═════ Data records ═════
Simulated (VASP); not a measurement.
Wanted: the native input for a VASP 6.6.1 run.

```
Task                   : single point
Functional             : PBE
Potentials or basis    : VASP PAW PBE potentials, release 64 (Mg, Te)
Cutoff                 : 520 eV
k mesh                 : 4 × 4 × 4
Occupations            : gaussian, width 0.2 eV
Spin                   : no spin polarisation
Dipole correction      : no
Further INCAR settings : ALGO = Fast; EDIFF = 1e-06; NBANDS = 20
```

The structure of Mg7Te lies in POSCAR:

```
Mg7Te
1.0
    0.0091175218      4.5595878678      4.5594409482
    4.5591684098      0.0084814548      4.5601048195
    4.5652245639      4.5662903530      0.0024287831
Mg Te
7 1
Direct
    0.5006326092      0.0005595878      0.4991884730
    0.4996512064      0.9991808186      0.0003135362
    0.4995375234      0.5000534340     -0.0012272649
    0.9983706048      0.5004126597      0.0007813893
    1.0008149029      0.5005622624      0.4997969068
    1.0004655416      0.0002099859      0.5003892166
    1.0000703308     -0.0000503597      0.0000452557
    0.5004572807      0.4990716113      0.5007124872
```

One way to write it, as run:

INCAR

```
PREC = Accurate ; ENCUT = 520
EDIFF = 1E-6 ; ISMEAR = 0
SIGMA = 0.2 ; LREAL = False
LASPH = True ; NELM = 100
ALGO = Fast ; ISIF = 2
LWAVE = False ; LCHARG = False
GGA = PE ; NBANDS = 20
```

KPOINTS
═════

Brief:
The records above need to be transcribed in full. Keep every character unchanged.

Answer area:
Simulated (VASP); not a measurement.
Wanted: the native input for a VASP 6.6.1 run.

```
Task                   : single point
Functional             : PBE
Potentials or basis    : VASP PAW PBE potentials, release 64 (Mg, Te)
Cutoff                 : 520 eV
k mesh                 : 4 × 4 × 4
Occupations            : gaussian, width 0.2 eV
Spin                   : no spin polarisation
Dipole correction      : no
Further INCAR settings : ALGO = Fast; EDIFF = 1e-06; NBANDS = 20
```

The structure of Mg7Te lies in POSCAR:

```
Mg7Te
1.0
    0.0091175218      4.5595878678      4.5594409482
    4.5591684098      0.0084814548      4.5601048195
    4.5652245639      4.5662903530      0.0024287831
Mg Te
7 1
Direct
    0.5006326092      0.0005595878      0.4991884730
    0.4996512064      0.9991808186      0.0003135362
    0.4995375234      0.5000534340     -0.0012272649
    0.9983706048      0.5004126597      0.0007813893
    1.0008149029      0.5005622624      0.4997969068
    1.0004655416      0.0002099859      0.5003892166
    1.0000703308     -0.0000503597      0.0000452557
    0.5004572807      0.4990716113      0.5007124872
```

One way to write it, as run:

INCAR

```
PREC = Accurate ; ENCUT = 520
EDIFF = 1E-6 ; ISMEAR = 0
SIGMA = 0.2 ; LREAL = False
LASPH = True ; NELM = 100
ALGO = Fast ; ISIF = 2
LWAVE = False ; LCHARG = False
GGA = PE ; NBANDS = 20
```

KPOINTS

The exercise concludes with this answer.